Work item> The data below is to be retyped exactly, line by line.

------------
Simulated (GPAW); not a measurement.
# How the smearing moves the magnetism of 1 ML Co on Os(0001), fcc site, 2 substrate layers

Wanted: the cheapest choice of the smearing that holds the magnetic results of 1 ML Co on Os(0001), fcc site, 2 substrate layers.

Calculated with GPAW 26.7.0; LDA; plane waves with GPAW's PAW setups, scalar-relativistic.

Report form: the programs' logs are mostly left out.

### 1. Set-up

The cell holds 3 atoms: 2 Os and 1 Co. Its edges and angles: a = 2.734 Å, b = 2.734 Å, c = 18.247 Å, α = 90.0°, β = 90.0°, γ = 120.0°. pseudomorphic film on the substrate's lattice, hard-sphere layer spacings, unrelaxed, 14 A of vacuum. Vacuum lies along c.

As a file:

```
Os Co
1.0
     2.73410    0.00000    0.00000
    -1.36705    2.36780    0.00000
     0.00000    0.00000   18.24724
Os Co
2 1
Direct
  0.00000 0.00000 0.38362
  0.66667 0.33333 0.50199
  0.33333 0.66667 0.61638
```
------------

Task solution>
Simulated (GPAW); not a measurement.
# How the smearing moves the magnetism of 1 ML Co on Os(0001), fcc site, 2 substrate layers

Wanted: the cheapest choice of the smearing that holds the magnetic results of 1 ML Co on Os(0001), fcc site, 2 substrate layers.

Calculated with GPAW 26.7.0; LDA; plane waves with GPAW's PAW setups, scalar-relativistic.

Report form: the programs' logs are mostly left out.

### 1. Set-up

The cell holds 3 atoms: 2 Os and 1 Co. Its edges and angles: a = 2.734 Å, b = 2.734 Å, c = 18.247 Å, α = 90.0°, β = 90.0°, γ = 120.0°. pseudomorphic film on the substrate's lattice, hard-sphere layer spacings, unrelaxed, 14 A of vacuum. Vacuum lies along c.

As a file:

```
Os Co
1.0
     2.73410    0.00000    0.00000
    -1.36705    2.36780    0.00000
     0.00000    0.00000   18.24724
Os Co
2 1
Direct
  0.00000 0.00000 0.38362
  0.66667 0.33333 0.50199
  0.33333 0.66667 0.61638
```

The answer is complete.